**Task item:**
What you return must be every line from the beginning of the data through the line holding "Results calculated with", unchanged.

*-*-*
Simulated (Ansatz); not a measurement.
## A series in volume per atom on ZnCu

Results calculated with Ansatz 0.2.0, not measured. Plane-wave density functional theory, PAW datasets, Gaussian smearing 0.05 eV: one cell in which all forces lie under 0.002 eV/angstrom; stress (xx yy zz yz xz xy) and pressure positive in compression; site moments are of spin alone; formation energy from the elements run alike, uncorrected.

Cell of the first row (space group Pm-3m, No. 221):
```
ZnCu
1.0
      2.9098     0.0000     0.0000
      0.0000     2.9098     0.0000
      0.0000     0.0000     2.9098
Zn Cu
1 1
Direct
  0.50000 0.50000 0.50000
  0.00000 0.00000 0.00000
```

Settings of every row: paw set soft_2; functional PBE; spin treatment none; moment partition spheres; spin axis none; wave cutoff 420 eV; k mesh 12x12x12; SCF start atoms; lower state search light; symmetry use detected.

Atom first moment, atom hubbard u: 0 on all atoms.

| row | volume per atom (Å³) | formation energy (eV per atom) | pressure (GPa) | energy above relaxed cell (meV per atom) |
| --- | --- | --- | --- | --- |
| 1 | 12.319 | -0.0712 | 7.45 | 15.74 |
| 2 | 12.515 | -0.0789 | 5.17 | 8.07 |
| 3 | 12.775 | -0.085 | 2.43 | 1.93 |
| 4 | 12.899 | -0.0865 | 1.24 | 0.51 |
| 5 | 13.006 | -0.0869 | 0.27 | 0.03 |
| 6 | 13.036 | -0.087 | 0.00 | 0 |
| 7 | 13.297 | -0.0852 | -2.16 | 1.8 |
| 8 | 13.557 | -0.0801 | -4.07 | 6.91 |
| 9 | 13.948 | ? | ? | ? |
*-*-*

**Task result:**
Simulated (Ansatz); not a measurement.
## A series in volume per atom on ZnCu

Results calculated with Ansatz 0.2.0, not measured. Plane-wave density functional theory, PAW datasets, Gaussian smearing 0.05 eV: one cell in which all forces lie under 0.002 eV/angstrom; stress (xx yy zz yz xz xy) and pressure positive in compression; site moments are of spin alone; formation energy from the elements run alike, uncorrected.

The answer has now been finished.